DATA UNDER STUDY:
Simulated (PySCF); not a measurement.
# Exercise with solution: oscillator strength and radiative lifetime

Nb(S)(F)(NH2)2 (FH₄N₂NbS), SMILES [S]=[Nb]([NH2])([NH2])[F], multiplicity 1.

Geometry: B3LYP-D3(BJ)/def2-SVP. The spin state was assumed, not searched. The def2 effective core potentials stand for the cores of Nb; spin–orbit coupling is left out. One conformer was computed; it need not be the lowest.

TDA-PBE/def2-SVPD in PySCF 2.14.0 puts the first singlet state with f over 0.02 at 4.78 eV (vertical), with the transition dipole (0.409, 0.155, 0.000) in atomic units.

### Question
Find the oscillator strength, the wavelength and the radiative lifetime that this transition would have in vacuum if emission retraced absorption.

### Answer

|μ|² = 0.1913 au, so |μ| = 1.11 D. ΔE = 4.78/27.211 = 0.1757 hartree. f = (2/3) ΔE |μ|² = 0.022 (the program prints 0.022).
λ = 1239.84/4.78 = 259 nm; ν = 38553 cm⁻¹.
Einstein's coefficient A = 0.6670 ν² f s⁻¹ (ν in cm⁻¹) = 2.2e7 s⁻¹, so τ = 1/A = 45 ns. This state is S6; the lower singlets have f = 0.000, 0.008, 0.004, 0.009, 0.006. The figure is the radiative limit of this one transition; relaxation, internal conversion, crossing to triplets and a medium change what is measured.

REQUIRED ACTION: Nothing may be left out. Copy each line of the listing exactly.

EXERCISE RESPONSE:
Simulated (PySCF); not a measurement.
# Exercise with solution: oscillator strength and radiative lifetime

Nb(S)(F)(NH2)2 (FH₄N₂NbS), SMILES [S]=[Nb]([NH2])([NH2])[F], multiplicity 1.

Geometry: B3LYP-D3(BJ)/def2-SVP. The spin state was assumed, not searched. The def2 effective core potentials stand for the cores of Nb; spin–orbit coupling is left out. One conformer was computed; it need not be the lowest.

TDA-PBE/def2-SVPD in PySCF 2.14.0 puts the first singlet state with f over 0.02 at 4.78 eV (vertical), with the transition dipole (0.409, 0.155, 0.000) in atomic units.

### Question
Find the oscillator strength, the wavelength and the radiative lifetime that this transition would have in vacuum if emission retraced absorption.

### Answer

|μ|² = 0.1913 au, so |μ| = 1.11 D. ΔE = 4.78/27.211 = 0.1757 hartree. f = (2/3) ΔE |μ|² = 0.022 (the program prints 0.022).
λ = 1239.84/4.78 = 259 nm; ν = 38553 cm⁻¹.
Einstein's coefficient A = 0.6670 ν² f s⁻¹ (ν in cm⁻¹) = 2.2e7 s⁻¹, so τ = 1/A = 45 ns. This state is S6; the lower singlets have f = 0.000, 0.008, 0.004, 0.009, 0.006. The figure is the radiative limit of this one transition; relaxation, internal conversion, crossing to triplets and a medium change what is measured.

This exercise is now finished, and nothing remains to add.